The records below are to be duplicated character for character.

• [SOURCE DATA]:
=== Begin Enclosure ===

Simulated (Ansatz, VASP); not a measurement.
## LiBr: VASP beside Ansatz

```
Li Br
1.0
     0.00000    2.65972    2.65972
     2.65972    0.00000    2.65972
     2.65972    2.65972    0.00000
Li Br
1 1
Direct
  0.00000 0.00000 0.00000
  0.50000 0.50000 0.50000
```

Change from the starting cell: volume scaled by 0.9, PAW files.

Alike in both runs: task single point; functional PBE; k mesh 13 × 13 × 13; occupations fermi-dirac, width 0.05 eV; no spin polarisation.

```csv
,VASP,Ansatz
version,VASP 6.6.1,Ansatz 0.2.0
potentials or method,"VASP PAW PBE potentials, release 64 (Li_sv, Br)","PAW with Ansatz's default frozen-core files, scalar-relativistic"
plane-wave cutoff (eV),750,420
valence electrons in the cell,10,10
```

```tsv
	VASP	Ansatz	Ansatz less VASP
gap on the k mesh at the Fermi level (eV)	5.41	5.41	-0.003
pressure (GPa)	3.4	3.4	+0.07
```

=== End Enclosure ===

• [WRITTEN SOLUTION]:
Simulated (Ansatz, VASP); not a measurement.
## LiBr: VASP beside Ansatz

```
Li Br
1.0
     0.00000    2.65972    2.65972
     2.65972    0.00000    2.65972
     2.65972    2.65972    0.00000
Li Br
1 1
Direct
  0.00000 0.00000 0.00000
  0.50000 0.50000 0.50000
```

Change from the starting cell: volume scaled by 0.9, PAW files.

Alike in both runs: task single point; functional PBE; k mesh 13 × 13 × 13; occupations fermi-dirac, width 0.05 eV; no spin polarisation.

```csv
,VASP,Ansatz
version,VASP 6.6.1,Ansatz 0.2.0
potentials or method,"VASP PAW PBE potentials, release 64 (Li_sv, Br)","PAW with Ansatz's default frozen-core files, scalar-relativistic"
plane-wave cutoff (eV),750,420
valence electrons in the cell,10,10
```

```tsv
	VASP	Ansatz	Ansatz less VASP
gap on the k mesh at the Fermi level (eV)	5.41	5.41	-0.003
pressure (GPa)	3.4	3.4	+0.07
```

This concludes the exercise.